=====
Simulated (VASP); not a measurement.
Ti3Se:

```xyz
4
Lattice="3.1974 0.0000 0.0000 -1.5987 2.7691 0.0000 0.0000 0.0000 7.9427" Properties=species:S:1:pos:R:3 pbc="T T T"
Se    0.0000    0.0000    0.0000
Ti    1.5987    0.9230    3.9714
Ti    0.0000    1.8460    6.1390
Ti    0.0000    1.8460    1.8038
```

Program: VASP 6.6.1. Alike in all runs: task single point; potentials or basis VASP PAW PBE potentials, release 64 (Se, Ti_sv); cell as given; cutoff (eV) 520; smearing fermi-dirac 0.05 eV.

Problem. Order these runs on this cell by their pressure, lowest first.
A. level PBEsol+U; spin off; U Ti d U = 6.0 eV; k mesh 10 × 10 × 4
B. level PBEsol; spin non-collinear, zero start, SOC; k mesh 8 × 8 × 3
=====

▸ **WORK ORDER**:
Please write the listing out again, matching each line exactly.

▸ **PROBLEM SOLUTION**:
Simulated (VASP); not a measurement.
Ti3Se:

```xyz
4
Lattice="3.1974 0.0000 0.0000 -1.5987 2.7691 0.0000 0.0000 0.0000 7.9427" Properties=species:S:1:pos:R:3 pbc="T T T"
Se    0.0000    0.0000    0.0000
Ti    1.5987    0.9230    3.9714
Ti    0.0000    1.8460    6.1390
Ti    0.0000    1.8460    1.8038
```

Program: VASP 6.6.1. Alike in all runs: task single point; potentials or basis VASP PAW PBE potentials, release 64 (Se, Ti_sv); cell as given; cutoff (eV) 520; smearing fermi-dirac 0.05 eV.

Problem. Order these runs on this cell by their pressure, lowest first.
A. level PBEsol+U; spin off; U Ti d U = 6.0 eV; k mesh 10 × 10 × 4
B. level PBEsol; spin non-collinear, zero start, SOC; k mesh 8 × 8 × 3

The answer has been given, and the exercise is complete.